Work task –
Starting at the line with "- The k-points" and going on through the line with "- The open machine-learned", reproduce each line in the records below exactly and nothing more.

[[ Data extract open ]]

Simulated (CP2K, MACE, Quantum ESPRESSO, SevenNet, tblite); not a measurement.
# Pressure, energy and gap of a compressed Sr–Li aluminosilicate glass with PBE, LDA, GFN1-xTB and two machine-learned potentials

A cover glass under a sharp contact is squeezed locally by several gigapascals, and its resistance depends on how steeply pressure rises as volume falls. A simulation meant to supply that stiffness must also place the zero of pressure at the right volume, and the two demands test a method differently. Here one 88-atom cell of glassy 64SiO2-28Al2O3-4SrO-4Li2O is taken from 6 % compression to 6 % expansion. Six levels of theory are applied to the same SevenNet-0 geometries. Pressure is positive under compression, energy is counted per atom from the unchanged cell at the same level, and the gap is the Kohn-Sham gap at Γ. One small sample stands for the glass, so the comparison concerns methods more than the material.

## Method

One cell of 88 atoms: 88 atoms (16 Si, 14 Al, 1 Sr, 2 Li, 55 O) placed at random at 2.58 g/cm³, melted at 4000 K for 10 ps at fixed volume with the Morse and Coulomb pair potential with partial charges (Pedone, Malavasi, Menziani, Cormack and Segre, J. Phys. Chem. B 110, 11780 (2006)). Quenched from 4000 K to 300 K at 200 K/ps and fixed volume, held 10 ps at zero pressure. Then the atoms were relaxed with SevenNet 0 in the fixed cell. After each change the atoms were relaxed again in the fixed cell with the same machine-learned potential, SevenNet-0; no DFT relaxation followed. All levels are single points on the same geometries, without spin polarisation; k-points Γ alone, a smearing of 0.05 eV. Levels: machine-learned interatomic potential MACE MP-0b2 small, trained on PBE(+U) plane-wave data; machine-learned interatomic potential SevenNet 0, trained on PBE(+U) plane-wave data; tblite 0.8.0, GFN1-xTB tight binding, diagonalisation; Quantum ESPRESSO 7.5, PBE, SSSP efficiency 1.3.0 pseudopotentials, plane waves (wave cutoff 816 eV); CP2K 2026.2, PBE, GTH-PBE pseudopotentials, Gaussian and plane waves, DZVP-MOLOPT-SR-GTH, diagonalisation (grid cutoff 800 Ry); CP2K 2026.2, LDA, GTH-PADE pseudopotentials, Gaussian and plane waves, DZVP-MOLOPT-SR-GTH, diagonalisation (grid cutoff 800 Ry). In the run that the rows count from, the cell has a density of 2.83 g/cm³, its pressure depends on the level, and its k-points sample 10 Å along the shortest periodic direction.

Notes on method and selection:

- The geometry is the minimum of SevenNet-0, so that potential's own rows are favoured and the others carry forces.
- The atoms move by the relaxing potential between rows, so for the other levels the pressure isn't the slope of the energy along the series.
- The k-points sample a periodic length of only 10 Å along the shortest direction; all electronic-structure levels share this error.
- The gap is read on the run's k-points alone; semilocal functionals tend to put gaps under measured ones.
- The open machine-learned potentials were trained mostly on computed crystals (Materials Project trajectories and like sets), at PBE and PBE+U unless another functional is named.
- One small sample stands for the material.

[[ Data extract closed ]]

Exercise solution –
- The k-points sample a periodic length of only 10 Å along the shortest direction; all electronic-structure levels share this error.
- The gap is read on the run's k-points alone; semilocal functionals tend to put gaps under measured ones.
- The open machine-learned potentials were trained mostly on computed crystals (Materials Project trajectories and like sets), at PBE and PBE+U unless another functional is named.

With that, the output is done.